**SUPPLIED INFORMATION:**
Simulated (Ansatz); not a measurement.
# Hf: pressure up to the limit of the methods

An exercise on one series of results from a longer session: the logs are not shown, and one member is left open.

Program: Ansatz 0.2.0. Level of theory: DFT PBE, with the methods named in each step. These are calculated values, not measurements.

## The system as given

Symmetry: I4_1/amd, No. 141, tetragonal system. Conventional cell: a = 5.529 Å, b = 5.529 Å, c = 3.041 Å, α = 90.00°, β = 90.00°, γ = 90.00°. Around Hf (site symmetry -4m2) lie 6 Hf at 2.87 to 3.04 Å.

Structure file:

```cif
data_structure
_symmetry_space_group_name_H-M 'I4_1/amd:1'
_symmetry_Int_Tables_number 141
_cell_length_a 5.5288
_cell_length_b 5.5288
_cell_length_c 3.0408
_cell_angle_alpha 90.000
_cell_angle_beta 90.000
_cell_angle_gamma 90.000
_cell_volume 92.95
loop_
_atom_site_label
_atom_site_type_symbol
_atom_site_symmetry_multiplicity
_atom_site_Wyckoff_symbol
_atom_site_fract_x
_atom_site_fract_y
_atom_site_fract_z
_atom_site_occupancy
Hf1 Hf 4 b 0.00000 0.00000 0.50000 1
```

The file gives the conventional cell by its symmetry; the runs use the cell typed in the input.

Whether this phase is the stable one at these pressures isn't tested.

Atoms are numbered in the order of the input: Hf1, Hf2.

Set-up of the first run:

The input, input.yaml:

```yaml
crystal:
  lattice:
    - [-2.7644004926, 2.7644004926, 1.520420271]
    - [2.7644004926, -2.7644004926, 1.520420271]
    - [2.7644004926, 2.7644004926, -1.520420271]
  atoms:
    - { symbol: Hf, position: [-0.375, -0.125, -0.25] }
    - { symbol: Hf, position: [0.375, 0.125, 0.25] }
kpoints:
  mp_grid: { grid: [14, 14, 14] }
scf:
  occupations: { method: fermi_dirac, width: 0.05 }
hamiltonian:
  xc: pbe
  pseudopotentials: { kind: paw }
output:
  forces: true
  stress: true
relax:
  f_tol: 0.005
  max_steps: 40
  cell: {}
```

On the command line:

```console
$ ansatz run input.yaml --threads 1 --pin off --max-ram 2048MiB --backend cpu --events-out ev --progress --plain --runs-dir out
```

**WORK ITEM:**
Return, word for word, every line from the top of the entries down to the line that holds "## The system as given", both included.

**YOUR RESPONSE:**
Simulated (Ansatz); not a measurement.
# Hf: pressure up to the limit of the methods

An exercise on one series of results from a longer session: the logs are not shown, and one member is left open.

Program: Ansatz 0.2.0. Level of theory: DFT PBE, with the methods named in each step. These are calculated values, not measurements.

## The system as given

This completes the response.